### [Data records]
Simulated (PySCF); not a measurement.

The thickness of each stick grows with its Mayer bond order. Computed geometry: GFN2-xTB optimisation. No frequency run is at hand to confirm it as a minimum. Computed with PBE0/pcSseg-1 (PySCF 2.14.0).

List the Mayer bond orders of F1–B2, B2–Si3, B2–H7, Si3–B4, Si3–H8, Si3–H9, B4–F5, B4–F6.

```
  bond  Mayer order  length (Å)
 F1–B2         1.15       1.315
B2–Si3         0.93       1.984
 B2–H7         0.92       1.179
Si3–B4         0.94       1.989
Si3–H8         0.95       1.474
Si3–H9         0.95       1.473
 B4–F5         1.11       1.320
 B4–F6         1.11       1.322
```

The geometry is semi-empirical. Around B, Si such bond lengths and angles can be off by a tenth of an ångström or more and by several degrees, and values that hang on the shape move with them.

### [Work task]
Return all of the data above, keeping every line exactly as it appears.

### [Exercise solution]
Simulated (PySCF); not a measurement.

The thickness of each stick grows with its Mayer bond order. Computed geometry: GFN2-xTB optimisation. No frequency run is at hand to confirm it as a minimum. Computed with PBE0/pcSseg-1 (PySCF 2.14.0).

List the Mayer bond orders of F1–B2, B2–Si3, B2–H7, Si3–B4, Si3–H8, Si3–H9, B4–F5, B4–F6.

```
  bond  Mayer order  length (Å)
 F1–B2         1.15       1.315
B2–Si3         0.93       1.984
 B2–H7         0.92       1.179
Si3–B4         0.94       1.989
Si3–H8         0.95       1.474
Si3–H9         0.95       1.473
 B4–F5         1.11       1.320
 B4–F6         1.11       1.322
```

The geometry is semi-empirical. Around B, Si such bond lengths and angles can be off by a tenth of an ångström or more and by several degrees, and values that hang on the shape move with them.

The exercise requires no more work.